▶ _Work request_: Reproduce the following entries exactly, leaving nothing out.

━━━ Material supplied

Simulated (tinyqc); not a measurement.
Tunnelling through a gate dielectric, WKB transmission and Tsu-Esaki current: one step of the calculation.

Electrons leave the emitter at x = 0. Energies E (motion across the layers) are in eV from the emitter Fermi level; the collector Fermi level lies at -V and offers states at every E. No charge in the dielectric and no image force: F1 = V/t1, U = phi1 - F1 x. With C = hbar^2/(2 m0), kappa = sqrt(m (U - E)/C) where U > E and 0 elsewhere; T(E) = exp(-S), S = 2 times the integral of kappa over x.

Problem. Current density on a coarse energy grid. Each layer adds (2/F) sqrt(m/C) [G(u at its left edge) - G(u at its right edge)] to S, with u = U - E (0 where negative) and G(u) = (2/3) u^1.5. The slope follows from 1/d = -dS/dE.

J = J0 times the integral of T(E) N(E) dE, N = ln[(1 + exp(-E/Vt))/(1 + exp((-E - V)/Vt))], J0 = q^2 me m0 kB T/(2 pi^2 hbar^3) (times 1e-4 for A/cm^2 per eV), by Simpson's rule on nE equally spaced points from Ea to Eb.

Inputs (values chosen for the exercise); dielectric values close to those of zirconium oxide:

━━━━━━

▶ _Task output_:
Simulated (tinyqc); not a measurement.
Tunnelling through a gate dielectric, WKB transmission and Tsu-Esaki current: one step of the calculation.

Electrons leave the emitter at x = 0. Energies E (motion across the layers) are in eV from the emitter Fermi level; the collector Fermi level lies at -V and offers states at every E. No charge in the dielectric and no image force: F1 = V/t1, U = phi1 - F1 x. With C = hbar^2/(2 m0), kappa = sqrt(m (U - E)/C) where U > E and 0 elsewhere; T(E) = exp(-S), S = 2 times the integral of kappa over x.

Problem. Current density on a coarse energy grid. Each layer adds (2/F) sqrt(m/C) [G(u at its left edge) - G(u at its right edge)] to S, with u = U - E (0 where negative) and G(u) = (2/3) u^1.5. The slope follows from 1/d = -dS/dE.

J = J0 times the integral of T(E) N(E) dE, N = ln[(1 + exp(-E/Vt))/(1 + exp((-E - V)/Vt))], J0 = q^2 me m0 kB T/(2 pi^2 hbar^3) (times 1e-4 for A/cm^2 per eV), by Simpson's rule on nE equally spaced points from Ea to Eb.

Inputs (values chosen for the exercise); dielectric values close to those of zirconium oxide:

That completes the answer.